▶ GIVEN INFORMATION
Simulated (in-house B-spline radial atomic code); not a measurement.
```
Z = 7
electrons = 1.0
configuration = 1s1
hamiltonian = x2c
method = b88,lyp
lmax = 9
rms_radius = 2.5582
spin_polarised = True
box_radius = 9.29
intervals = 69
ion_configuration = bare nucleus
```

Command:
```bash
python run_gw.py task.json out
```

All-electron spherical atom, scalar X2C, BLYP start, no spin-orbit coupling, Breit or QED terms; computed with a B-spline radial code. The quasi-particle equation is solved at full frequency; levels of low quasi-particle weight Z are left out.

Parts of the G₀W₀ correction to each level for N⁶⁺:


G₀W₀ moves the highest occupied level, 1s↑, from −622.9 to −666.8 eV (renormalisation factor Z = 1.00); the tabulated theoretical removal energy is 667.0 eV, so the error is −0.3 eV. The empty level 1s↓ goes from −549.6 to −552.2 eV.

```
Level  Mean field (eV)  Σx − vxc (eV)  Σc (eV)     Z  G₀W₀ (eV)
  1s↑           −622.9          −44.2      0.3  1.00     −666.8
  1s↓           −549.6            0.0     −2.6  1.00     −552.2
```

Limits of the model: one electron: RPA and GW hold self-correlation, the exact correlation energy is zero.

▶ REQUIREMENT
Nothing should be returned except the lines from the first line of the data above through the line with "All-electron spherical atom, scalar", each one exact.

▶ REPLY
Simulated (in-house B-spline radial atomic code); not a measurement.
```
Z = 7
electrons = 1.0
configuration = 1s1
hamiltonian = x2c
method = b88,lyp
lmax = 9
rms_radius = 2.5582
spin_polarised = True
box_radius = 9.29
intervals = 69
ion_configuration = bare nucleus
```

Command:
```bash
python run_gw.py task.json out
```

All-electron spherical atom, scalar X2C, BLYP start, no spin-orbit coupling, Breit or QED terms; computed with a B-spline radial code. The quasi-particle equation is solved at full frequency; levels of low quasi-particle weight Z are left out.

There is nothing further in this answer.